*** Material shown Section Begins ***
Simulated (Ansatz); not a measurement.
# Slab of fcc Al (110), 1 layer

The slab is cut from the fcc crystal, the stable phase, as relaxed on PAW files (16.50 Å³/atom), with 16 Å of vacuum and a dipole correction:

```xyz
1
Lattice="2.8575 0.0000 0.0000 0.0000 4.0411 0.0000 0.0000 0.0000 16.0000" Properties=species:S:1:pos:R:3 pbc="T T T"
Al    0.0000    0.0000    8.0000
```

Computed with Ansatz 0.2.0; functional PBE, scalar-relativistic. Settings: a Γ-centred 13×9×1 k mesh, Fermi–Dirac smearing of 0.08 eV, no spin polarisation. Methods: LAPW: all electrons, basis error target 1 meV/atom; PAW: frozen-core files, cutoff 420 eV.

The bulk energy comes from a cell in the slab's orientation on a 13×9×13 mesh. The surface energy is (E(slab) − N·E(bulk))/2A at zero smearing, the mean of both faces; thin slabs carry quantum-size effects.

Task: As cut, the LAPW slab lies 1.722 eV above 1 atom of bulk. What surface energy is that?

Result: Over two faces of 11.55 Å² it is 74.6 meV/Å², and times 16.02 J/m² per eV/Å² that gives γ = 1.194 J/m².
*** Material shown Section Ends ***

# [Task item]
An exact, complete copy of the lines above from the one with "# Slab of fcc Al (110), 1 layer" through the one with "The bulk energy" is the whole answer.

# [Written reply]
# Slab of fcc Al (110), 1 layer

The slab is cut from the fcc crystal, the stable phase, as relaxed on PAW files (16.50 Å³/atom), with 16 Å of vacuum and a dipole correction:

```xyz
1
Lattice="2.8575 0.0000 0.0000 0.0000 4.0411 0.0000 0.0000 0.0000 16.0000" Properties=species:S:1:pos:R:3 pbc="T T T"
Al    0.0000    0.0000    8.0000
```

Computed with Ansatz 0.2.0; functional PBE, scalar-relativistic. Settings: a Γ-centred 13×9×1 k mesh, Fermi–Dirac smearing of 0.08 eV, no spin polarisation. Methods: LAPW: all electrons, basis error target 1 meV/atom; PAW: frozen-core files, cutoff 420 eV.

The bulk energy comes from a cell in the slab's orientation on a 13×9×13 mesh. The surface energy is (E(slab) − N·E(bulk))/2A at zero smearing, the mean of both faces; thin slabs carry quantum-size effects.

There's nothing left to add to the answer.